╭─ Information provided
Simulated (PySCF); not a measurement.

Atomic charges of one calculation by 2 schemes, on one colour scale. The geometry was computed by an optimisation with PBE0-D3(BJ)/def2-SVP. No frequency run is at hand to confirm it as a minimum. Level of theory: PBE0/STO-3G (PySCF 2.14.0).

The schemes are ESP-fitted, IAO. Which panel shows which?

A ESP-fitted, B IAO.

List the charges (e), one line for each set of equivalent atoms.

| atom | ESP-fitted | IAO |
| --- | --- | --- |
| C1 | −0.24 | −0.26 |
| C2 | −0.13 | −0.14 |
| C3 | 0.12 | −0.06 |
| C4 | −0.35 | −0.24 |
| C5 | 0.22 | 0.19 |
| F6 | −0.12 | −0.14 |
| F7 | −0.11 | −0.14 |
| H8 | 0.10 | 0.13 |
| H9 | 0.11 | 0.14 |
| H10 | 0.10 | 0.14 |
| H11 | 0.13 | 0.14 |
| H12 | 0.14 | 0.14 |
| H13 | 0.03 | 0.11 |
╰─

> _Activity_
Return nothing but the lines from the start of the listing above through the line containing "List the charges", exactly as given.

> _Answer box_
Simulated (PySCF); not a measurement.

Atomic charges of one calculation by 2 schemes, on one colour scale. The geometry was computed by an optimisation with PBE0-D3(BJ)/def2-SVP. No frequency run is at hand to confirm it as a minimum. Level of theory: PBE0/STO-3G (PySCF 2.14.0).

The schemes are ESP-fitted, IAO. Which panel shows which?

A ESP-fitted, B IAO.

List the charges (e), one line for each set of equivalent atoms.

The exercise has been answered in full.